=-=-=

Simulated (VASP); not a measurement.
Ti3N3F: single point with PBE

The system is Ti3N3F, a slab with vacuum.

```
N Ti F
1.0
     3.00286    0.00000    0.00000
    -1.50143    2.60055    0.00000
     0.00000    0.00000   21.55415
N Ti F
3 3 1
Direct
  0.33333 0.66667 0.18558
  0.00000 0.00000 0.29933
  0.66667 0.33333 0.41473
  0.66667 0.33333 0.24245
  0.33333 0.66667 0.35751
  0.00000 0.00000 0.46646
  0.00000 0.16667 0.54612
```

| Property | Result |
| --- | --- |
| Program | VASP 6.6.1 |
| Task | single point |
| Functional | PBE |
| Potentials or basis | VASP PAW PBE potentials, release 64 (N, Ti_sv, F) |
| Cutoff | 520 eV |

=-=-=

Make an exact copy of the records.

**Written reply:**
Simulated (VASP); not a measurement.
Ti3N3F: single point with PBE

The system is Ti3N3F, a slab with vacuum.

```
N Ti F
1.0
     3.00286    0.00000    0.00000
    -1.50143    2.60055    0.00000
     0.00000    0.00000   21.55415
N Ti F
3 3 1
Direct
  0.33333 0.66667 0.18558
  0.00000 0.00000 0.29933
  0.66667 0.33333 0.41473
  0.66667 0.33333 0.24245
  0.33333 0.66667 0.35751
  0.00000 0.00000 0.46646
  0.00000 0.16667 0.54612
```

| Property | Result |
| --- | --- |
| Program | VASP 6.6.1 |
| Task | single point |
| Functional | PBE |
| Potentials or basis | VASP PAW PBE potentials, release 64 (N, Ti_sv, F) |
| Cutoff | 520 eV |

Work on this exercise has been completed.